- _Work item_
Please repeat, from the entries that follow, the lines from the one containing "Functional | PBE |" through the one containing "How do energy, volume" exactly, adding nothing.

::::::::::
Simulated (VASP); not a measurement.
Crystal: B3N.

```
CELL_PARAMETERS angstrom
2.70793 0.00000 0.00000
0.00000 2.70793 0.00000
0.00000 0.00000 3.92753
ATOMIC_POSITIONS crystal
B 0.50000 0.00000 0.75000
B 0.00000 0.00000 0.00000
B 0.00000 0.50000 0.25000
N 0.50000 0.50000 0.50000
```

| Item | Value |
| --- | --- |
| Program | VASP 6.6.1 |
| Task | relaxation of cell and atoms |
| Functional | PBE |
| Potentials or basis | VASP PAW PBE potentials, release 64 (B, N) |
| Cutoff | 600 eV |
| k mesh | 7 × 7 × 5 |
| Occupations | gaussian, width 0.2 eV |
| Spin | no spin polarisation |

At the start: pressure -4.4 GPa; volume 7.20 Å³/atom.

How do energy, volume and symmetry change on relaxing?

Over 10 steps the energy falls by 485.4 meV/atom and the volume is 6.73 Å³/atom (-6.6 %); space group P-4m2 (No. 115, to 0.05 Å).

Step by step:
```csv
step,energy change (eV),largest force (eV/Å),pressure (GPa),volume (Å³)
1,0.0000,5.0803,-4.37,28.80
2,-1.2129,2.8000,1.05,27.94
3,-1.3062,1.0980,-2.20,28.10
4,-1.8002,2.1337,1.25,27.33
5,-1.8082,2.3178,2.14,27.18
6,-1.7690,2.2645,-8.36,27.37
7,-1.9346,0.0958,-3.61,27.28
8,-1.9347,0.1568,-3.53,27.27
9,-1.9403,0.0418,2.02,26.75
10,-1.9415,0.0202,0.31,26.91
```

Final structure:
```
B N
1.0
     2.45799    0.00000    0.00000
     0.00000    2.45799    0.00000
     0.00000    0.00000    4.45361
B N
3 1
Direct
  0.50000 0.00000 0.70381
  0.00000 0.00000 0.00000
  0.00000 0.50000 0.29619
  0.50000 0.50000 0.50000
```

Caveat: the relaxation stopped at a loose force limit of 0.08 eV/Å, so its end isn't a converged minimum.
::::::::::

- _Solution_
| Functional | PBE |
| Potentials or basis | VASP PAW PBE potentials, release 64 (B, N) |
| Cutoff | 600 eV |
| k mesh | 7 × 7 × 5 |
| Occupations | gaussian, width 0.2 eV |
| Spin | no spin polarisation |

At the start: pressure -4.4 GPa; volume 7.20 Å³/atom.

How do energy, volume and symmetry change on relaxing?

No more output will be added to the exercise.